▶ Work order
In the listing below, print exactly the lines from the first through the one that contains "VASP 6.6.1 |".

▶ Dataset excerpts
####
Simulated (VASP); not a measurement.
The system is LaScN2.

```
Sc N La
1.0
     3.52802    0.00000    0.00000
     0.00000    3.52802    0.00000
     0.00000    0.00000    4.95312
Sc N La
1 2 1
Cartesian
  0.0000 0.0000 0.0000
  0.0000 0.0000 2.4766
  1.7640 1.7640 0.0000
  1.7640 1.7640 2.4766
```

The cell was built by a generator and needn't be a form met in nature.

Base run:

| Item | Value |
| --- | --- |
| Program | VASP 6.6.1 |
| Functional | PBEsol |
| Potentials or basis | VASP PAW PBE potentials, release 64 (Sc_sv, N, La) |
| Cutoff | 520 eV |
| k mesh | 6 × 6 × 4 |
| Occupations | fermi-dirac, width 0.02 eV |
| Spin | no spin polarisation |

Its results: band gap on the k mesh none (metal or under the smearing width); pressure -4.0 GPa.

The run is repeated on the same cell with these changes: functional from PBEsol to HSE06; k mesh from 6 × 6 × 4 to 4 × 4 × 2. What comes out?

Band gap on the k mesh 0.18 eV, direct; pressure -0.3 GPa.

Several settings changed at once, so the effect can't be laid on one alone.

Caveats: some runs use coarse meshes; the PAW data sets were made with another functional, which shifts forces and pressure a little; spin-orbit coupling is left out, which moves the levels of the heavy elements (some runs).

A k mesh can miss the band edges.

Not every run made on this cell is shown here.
####

▶ Written solution
Simulated (VASP); not a measurement.
The system is LaScN2.

```
Sc N La
1.0
     3.52802    0.00000    0.00000
     0.00000    3.52802    0.00000
     0.00000    0.00000    4.95312
Sc N La
1 2 1
Cartesian
  0.0000 0.0000 0.0000
  0.0000 0.0000 2.4766
  1.7640 1.7640 0.0000
  1.7640 1.7640 2.4766
```

The cell was built by a generator and needn't be a form met in nature.

Base run:

| Item | Value |
| --- | --- |
| Program | VASP 6.6.1 |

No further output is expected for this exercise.